## Data for review:
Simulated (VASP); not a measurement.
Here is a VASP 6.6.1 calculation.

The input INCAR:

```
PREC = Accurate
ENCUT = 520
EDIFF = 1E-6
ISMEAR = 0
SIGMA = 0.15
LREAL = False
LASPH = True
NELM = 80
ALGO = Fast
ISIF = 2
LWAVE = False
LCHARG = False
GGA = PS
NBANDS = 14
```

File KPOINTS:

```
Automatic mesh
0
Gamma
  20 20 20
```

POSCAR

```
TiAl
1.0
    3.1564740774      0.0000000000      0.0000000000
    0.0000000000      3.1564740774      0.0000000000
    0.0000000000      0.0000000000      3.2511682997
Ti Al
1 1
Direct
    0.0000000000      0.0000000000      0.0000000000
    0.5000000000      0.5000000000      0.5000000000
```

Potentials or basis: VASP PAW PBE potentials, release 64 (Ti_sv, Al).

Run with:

## Exercise:
Your answer should consist of every record, printed exactly as given.

## Answer space:
Simulated (VASP); not a measurement.
Here is a VASP 6.6.1 calculation.

The input INCAR:

```
PREC = Accurate
ENCUT = 520
EDIFF = 1E-6
ISMEAR = 0
SIGMA = 0.15
LREAL = False
LASPH = True
NELM = 80
ALGO = Fast
ISIF = 2
LWAVE = False
LCHARG = False
GGA = PS
NBANDS = 14
```

File KPOINTS:

```
Automatic mesh
0
Gamma
  20 20 20
```

POSCAR

```
TiAl
1.0
    3.1564740774      0.0000000000      0.0000000000
    0.0000000000      3.1564740774      0.0000000000
    0.0000000000      0.0000000000      3.2511682997
Ti Al
1 1
Direct
    0.0000000000      0.0000000000      0.0000000000
    0.5000000000      0.5000000000      0.5000000000
```

Potentials or basis: VASP PAW PBE potentials, release 64 (Ti_sv, Al).

Run with:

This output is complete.